Data for analysis Block Start
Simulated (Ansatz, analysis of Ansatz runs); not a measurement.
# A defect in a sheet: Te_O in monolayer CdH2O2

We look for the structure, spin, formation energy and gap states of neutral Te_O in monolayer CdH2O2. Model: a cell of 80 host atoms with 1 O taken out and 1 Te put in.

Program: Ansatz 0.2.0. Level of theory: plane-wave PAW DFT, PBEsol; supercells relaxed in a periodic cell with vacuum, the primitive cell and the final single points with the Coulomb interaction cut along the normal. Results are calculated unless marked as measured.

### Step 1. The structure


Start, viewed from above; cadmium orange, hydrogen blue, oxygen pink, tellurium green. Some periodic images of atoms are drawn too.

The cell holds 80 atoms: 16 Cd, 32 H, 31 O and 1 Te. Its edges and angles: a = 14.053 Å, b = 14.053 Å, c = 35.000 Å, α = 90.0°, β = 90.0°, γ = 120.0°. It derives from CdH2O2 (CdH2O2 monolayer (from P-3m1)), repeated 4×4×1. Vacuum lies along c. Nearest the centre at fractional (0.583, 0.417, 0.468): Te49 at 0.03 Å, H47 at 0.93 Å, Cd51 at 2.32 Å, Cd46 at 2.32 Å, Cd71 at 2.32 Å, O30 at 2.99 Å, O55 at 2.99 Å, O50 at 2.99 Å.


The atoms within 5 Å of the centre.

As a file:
Data for analysis Block End

[Brief]:
Copy out each line of the material above, word for word, from the first down to the line containing "# A defect in". Add nothing.

[Written answer]:
Simulated (Ansatz, analysis of Ansatz runs); not a measurement.
# A defect in a sheet: Te_O in monolayer CdH2O2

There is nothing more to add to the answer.